[[ EXERCISE DATA, beginning ]]

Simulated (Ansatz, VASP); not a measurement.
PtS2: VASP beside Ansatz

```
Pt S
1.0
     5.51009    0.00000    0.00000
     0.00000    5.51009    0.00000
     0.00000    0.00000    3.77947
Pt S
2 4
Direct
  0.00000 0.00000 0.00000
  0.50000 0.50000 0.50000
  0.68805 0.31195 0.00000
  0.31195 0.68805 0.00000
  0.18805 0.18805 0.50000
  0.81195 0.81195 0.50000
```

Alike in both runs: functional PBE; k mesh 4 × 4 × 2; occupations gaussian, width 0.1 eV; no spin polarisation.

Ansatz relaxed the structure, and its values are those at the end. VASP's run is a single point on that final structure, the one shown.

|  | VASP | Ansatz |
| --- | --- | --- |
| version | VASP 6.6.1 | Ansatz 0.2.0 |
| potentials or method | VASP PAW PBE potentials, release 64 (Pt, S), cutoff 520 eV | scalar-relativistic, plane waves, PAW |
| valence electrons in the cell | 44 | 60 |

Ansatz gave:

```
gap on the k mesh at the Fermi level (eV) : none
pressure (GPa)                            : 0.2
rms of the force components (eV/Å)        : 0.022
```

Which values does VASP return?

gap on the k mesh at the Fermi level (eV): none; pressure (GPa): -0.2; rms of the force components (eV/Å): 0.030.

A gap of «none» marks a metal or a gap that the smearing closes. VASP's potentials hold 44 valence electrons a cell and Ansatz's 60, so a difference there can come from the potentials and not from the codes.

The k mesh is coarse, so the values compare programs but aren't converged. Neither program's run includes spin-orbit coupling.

[[ EXERCISE DATA, end ]]

ASSIGNED TASK
Retype every line of the material exactly as given.

RESULT
Simulated (Ansatz, VASP); not a measurement.
PtS2: VASP beside Ansatz

```
Pt S
1.0
     5.51009    0.00000    0.00000
     0.00000    5.51009    0.00000
     0.00000    0.00000    3.77947
Pt S
2 4
Direct
  0.00000 0.00000 0.00000
  0.50000 0.50000 0.50000
  0.68805 0.31195 0.00000
  0.31195 0.68805 0.00000
  0.18805 0.18805 0.50000
  0.81195 0.81195 0.50000
```

Alike in both runs: functional PBE; k mesh 4 × 4 × 2; occupations gaussian, width 0.1 eV; no spin polarisation.

Ansatz relaxed the structure, and its values are those at the end. VASP's run is a single point on that final structure, the one shown.

|  | VASP | Ansatz |
| --- | --- | --- |
| version | VASP 6.6.1 | Ansatz 0.2.0 |
| potentials or method | VASP PAW PBE potentials, release 64 (Pt, S), cutoff 520 eV | scalar-relativistic, plane waves, PAW |
| valence electrons in the cell | 44 | 60 |

Ansatz gave:

```
gap on the k mesh at the Fermi level (eV) : none
pressure (GPa)                            : 0.2
rms of the force components (eV/Å)        : 0.022
```

Which values does VASP return?

gap on the k mesh at the Fermi level (eV): none; pressure (GPa): -0.2; rms of the force components (eV/Å): 0.030.

A gap of «none» marks a metal or a gap that the smearing closes. VASP's potentials hold 44 valence electrons a cell and Ansatz's 60, so a difference there can come from the potentials and not from the codes.

The k mesh is coarse, so the values compare programs but aren't converged. Neither program's run includes spin-orbit coupling.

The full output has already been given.